**WORK REQUEST:** Copy every line of the material exactly as it stands.

**SUPPLIED ENTRIES:**
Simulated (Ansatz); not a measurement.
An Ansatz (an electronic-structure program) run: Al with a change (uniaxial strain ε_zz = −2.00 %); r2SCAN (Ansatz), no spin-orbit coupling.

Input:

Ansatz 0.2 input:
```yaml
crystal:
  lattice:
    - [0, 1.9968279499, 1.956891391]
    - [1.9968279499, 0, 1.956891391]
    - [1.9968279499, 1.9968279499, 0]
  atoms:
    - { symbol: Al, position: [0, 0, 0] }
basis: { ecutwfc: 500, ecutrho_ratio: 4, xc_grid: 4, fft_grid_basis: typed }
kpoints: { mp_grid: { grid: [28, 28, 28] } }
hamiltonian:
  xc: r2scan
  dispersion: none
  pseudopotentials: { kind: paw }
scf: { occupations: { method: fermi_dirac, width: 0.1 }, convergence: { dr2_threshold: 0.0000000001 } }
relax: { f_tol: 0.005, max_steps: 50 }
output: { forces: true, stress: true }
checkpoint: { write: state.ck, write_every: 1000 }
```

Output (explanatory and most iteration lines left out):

**EXERCISE SOLUTION:**
Simulated (Ansatz); not a measurement.
An Ansatz (an electronic-structure program) run: Al with a change (uniaxial strain ε_zz = −2.00 %); r2SCAN (Ansatz), no spin-orbit coupling.

Input:

Ansatz 0.2 input:
```yaml
crystal:
  lattice:
    - [0, 1.9968279499, 1.956891391]
    - [1.9968279499, 0, 1.956891391]
    - [1.9968279499, 1.9968279499, 0]
  atoms:
    - { symbol: Al, position: [0, 0, 0] }
basis: { ecutwfc: 500, ecutrho_ratio: 4, xc_grid: 4, fft_grid_basis: typed }
kpoints: { mp_grid: { grid: [28, 28, 28] } }
hamiltonian:
  xc: r2scan
  dispersion: none
  pseudopotentials: { kind: paw }
scf: { occupations: { method: fermi_dirac, width: 0.1 }, convergence: { dr2_threshold: 0.0000000001 } }
relax: { f_tol: 0.005, max_steps: 50 }
output: { forces: true, stress: true }
checkpoint: { write: state.ck, write_every: 1000 }
```

Output (explanatory and most iteration lines left out):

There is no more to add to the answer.